What you give must be exactly the lines of the material from the first through the line that contains "Caveats: the PAW", inclusive, and no others.

==== DATA SUPPLIED

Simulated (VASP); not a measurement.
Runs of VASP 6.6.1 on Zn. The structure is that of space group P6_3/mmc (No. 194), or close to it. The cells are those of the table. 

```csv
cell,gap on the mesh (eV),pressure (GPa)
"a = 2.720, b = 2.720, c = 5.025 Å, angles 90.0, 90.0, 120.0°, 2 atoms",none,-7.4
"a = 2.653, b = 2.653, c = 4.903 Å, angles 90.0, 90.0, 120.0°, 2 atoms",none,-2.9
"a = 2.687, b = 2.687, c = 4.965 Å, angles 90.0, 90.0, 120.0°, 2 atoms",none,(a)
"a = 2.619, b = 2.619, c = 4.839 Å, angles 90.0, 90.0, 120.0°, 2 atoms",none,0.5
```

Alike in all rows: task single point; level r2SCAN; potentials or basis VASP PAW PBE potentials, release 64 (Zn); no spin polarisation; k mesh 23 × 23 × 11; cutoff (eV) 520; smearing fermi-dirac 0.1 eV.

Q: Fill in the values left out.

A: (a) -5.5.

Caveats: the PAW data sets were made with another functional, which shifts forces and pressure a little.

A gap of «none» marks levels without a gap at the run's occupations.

========

**ANSWER AREA:**
Simulated (VASP); not a measurement.
Runs of VASP 6.6.1 on Zn. The structure is that of space group P6_3/mmc (No. 194), or close to it. The cells are those of the table. 

```csv
cell,gap on the mesh (eV),pressure (GPa)
"a = 2.720, b = 2.720, c = 5.025 Å, angles 90.0, 90.0, 120.0°, 2 atoms",none,-7.4
"a = 2.653, b = 2.653, c = 4.903 Å, angles 90.0, 90.0, 120.0°, 2 atoms",none,-2.9
"a = 2.687, b = 2.687, c = 4.965 Å, angles 90.0, 90.0, 120.0°, 2 atoms",none,(a)
"a = 2.619, b = 2.619, c = 4.839 Å, angles 90.0, 90.0, 120.0°, 2 atoms",none,0.5
```

Alike in all rows: task single point; level r2SCAN; potentials or basis VASP PAW PBE potentials, release 64 (Zn); no spin polarisation; k mesh 23 × 23 × 11; cutoff (eV) 520; smearing fermi-dirac 0.1 eV.

Q: Fill in the values left out.

A: (a) -5.5.

Caveats: the PAW data sets were made with another functional, which shifts forces and pressure a little.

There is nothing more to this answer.